§ Required action
Every entry is to be set down a second time, precisely as written.

§ Information supplied
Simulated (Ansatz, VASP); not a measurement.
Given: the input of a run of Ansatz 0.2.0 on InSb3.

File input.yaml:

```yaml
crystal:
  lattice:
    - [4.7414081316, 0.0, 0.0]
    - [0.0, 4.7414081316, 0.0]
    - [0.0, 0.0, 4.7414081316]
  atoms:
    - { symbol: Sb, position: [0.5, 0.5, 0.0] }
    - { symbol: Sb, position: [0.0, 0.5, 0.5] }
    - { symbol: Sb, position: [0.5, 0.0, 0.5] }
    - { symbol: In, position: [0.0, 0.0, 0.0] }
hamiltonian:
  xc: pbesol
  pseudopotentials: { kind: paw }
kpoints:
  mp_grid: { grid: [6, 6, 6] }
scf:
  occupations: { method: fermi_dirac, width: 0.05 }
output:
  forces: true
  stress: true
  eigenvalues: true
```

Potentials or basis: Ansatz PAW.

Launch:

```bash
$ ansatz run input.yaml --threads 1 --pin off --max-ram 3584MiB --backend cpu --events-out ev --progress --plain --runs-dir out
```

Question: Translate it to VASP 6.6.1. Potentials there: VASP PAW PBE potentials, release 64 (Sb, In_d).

§ Written answer
Simulated (Ansatz, VASP); not a measurement.
Given: the input of a run of Ansatz 0.2.0 on InSb3.

File input.yaml:

```yaml
crystal:
  lattice:
    - [4.7414081316, 0.0, 0.0]
    - [0.0, 4.7414081316, 0.0]
    - [0.0, 0.0, 4.7414081316]
  atoms:
    - { symbol: Sb, position: [0.5, 0.5, 0.0] }
    - { symbol: Sb, position: [0.0, 0.5, 0.5] }
    - { symbol: Sb, position: [0.5, 0.0, 0.5] }
    - { symbol: In, position: [0.0, 0.0, 0.0] }
hamiltonian:
  xc: pbesol
  pseudopotentials: { kind: paw }
kpoints:
  mp_grid: { grid: [6, 6, 6] }
scf:
  occupations: { method: fermi_dirac, width: 0.05 }
output:
  forces: true
  stress: true
  eigenvalues: true
```

Potentials or basis: Ansatz PAW.

Launch:

```bash
$ ansatz run input.yaml --threads 1 --pin off --max-ram 3584MiB --backend cpu --events-out ev --progress --plain --runs-dir out
```

Question: Translate it to VASP 6.6.1. Potentials there: VASP PAW PBE potentials, release 64 (Sb, In_d).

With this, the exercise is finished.